**ASSIGNED TASK**
Find the line containing "Calculated with PySCF" in the entries below. Restate it and each line after it, word for word, up to and including the line containing "Problem. How far".

----------

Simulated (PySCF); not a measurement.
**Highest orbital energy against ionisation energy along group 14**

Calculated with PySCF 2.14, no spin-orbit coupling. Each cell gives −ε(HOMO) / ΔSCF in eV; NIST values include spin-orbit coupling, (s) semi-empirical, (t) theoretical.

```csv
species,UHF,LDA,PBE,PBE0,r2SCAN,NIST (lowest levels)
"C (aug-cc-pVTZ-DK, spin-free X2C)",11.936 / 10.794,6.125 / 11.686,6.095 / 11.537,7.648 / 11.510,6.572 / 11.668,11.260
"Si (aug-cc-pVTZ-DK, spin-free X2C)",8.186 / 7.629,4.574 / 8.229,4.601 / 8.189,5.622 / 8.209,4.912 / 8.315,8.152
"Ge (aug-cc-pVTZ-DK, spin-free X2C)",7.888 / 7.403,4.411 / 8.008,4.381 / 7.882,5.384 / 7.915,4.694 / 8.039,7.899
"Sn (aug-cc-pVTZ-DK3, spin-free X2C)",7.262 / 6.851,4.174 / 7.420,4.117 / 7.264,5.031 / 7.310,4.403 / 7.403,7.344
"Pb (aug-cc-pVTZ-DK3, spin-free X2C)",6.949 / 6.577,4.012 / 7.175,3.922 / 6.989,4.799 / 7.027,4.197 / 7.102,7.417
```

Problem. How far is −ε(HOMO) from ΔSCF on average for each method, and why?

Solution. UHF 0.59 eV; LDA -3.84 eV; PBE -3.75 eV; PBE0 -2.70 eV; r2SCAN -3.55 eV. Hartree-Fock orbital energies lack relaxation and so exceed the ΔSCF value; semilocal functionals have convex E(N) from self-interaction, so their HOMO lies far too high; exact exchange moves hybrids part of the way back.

----------

**ANSWER AREA**
Calculated with PySCF 2.14, no spin-orbit coupling. Each cell gives −ε(HOMO) / ΔSCF in eV; NIST values include spin-orbit coupling, (s) semi-empirical, (t) theoretical.

```csv
species,UHF,LDA,PBE,PBE0,r2SCAN,NIST (lowest levels)
"C (aug-cc-pVTZ-DK, spin-free X2C)",11.936 / 10.794,6.125 / 11.686,6.095 / 11.537,7.648 / 11.510,6.572 / 11.668,11.260
"Si (aug-cc-pVTZ-DK, spin-free X2C)",8.186 / 7.629,4.574 / 8.229,4.601 / 8.189,5.622 / 8.209,4.912 / 8.315,8.152
"Ge (aug-cc-pVTZ-DK, spin-free X2C)",7.888 / 7.403,4.411 / 8.008,4.381 / 7.882,5.384 / 7.915,4.694 / 8.039,7.899
"Sn (aug-cc-pVTZ-DK3, spin-free X2C)",7.262 / 6.851,4.174 / 7.420,4.117 / 7.264,5.031 / 7.310,4.403 / 7.403,7.344
"Pb (aug-cc-pVTZ-DK3, spin-free X2C)",6.949 / 6.577,4.012 / 7.175,3.922 / 6.989,4.799 / 7.027,4.197 / 7.102,7.417
```

Problem. How far is −ε(HOMO) from ΔSCF on average for each method, and why?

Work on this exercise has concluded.